Assignment: Using the data below, return the stretch from the line that contains "The cell holds" through the line that contains "The steps of", both included, exactly as it stands and nothing beyond it.

Data supplied:
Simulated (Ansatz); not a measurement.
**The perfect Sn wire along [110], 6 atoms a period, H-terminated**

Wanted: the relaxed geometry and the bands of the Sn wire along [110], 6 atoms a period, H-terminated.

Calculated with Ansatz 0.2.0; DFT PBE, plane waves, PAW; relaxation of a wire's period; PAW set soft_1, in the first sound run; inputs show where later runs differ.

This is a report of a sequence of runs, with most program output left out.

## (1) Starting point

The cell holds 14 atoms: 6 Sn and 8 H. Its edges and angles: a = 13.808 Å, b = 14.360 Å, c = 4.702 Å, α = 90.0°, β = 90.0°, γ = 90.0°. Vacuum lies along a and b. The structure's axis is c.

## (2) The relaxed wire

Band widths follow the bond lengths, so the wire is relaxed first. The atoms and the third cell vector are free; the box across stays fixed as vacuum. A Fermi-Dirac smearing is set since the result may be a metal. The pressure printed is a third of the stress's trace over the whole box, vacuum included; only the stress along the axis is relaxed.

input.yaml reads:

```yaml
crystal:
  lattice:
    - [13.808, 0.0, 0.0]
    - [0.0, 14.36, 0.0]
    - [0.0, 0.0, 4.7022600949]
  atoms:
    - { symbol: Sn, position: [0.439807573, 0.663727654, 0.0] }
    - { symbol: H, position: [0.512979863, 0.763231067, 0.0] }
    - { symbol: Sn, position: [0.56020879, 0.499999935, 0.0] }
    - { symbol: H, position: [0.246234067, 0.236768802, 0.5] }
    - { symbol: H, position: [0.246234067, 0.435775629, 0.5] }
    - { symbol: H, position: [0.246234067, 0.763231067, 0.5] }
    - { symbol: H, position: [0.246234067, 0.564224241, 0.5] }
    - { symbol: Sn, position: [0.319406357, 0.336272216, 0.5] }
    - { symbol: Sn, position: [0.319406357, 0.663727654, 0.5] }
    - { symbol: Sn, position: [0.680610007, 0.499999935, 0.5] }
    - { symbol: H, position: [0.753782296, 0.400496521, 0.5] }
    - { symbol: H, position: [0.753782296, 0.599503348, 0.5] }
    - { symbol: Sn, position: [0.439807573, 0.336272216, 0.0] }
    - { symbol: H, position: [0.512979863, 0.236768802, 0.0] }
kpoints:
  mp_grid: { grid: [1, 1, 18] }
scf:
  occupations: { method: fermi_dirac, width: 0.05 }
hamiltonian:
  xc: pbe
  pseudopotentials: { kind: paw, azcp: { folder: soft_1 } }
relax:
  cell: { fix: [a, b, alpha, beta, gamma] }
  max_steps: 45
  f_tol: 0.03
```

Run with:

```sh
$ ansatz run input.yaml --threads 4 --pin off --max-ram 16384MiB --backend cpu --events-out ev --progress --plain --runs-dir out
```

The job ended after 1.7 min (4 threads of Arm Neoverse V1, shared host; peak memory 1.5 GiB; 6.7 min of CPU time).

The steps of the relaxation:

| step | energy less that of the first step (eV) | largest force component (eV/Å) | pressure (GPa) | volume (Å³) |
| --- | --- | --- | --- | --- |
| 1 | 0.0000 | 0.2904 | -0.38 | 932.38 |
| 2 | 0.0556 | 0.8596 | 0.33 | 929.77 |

Task output:
The cell holds 14 atoms: 6 Sn and 8 H. Its edges and angles: a = 13.808 Å, b = 14.360 Å, c = 4.702 Å, α = 90.0°, β = 90.0°, γ = 90.0°. Vacuum lies along a and b. The structure's axis is c.

## (2) The relaxed wire

Band widths follow the bond lengths, so the wire is relaxed first. The atoms and the third cell vector are free; the box across stays fixed as vacuum. A Fermi-Dirac smearing is set since the result may be a metal. The pressure printed is a third of the stress's trace over the whole box, vacuum included; only the stress along the axis is relaxed.

input.yaml reads:

```yaml
crystal:
  lattice:
    - [13.808, 0.0, 0.0]
    - [0.0, 14.36, 0.0]
    - [0.0, 0.0, 4.7022600949]
  atoms:
    - { symbol: Sn, position: [0.439807573, 0.663727654, 0.0] }
    - { symbol: H, position: [0.512979863, 0.763231067, 0.0] }
    - { symbol: Sn, position: [0.56020879, 0.499999935, 0.0] }
    - { symbol: H, position: [0.246234067, 0.236768802, 0.5] }
    - { symbol: H, position: [0.246234067, 0.435775629, 0.5] }
    - { symbol: H, position: [0.246234067, 0.763231067, 0.5] }
    - { symbol: H, position: [0.246234067, 0.564224241, 0.5] }
    - { symbol: Sn, position: [0.319406357, 0.336272216, 0.5] }
    - { symbol: Sn, position: [0.319406357, 0.663727654, 0.5] }
    - { symbol: Sn, position: [0.680610007, 0.499999935, 0.5] }
    - { symbol: H, position: [0.753782296, 0.400496521, 0.5] }
    - { symbol: H, position: [0.753782296, 0.599503348, 0.5] }
    - { symbol: Sn, position: [0.439807573, 0.336272216, 0.0] }
    - { symbol: H, position: [0.512979863, 0.236768802, 0.0] }
kpoints:
  mp_grid: { grid: [1, 1, 18] }
scf:
  occupations: { method: fermi_dirac, width: 0.05 }
hamiltonian:
  xc: pbe
  pseudopotentials: { kind: paw, azcp: { folder: soft_1 } }
relax:
  cell: { fix: [a, b, alpha, beta, gamma] }
  max_steps: 45
  f_tol: 0.03
```

Run with:

```sh
$ ansatz run input.yaml --threads 4 --pin off --max-ram 16384MiB --backend cpu --events-out ev --progress --plain --runs-dir out
```

The job ended after 1.7 min (4 threads of Arm Neoverse V1, shared host; peak memory 1.5 GiB; 6.7 min of CPU time).

The steps of the relaxation:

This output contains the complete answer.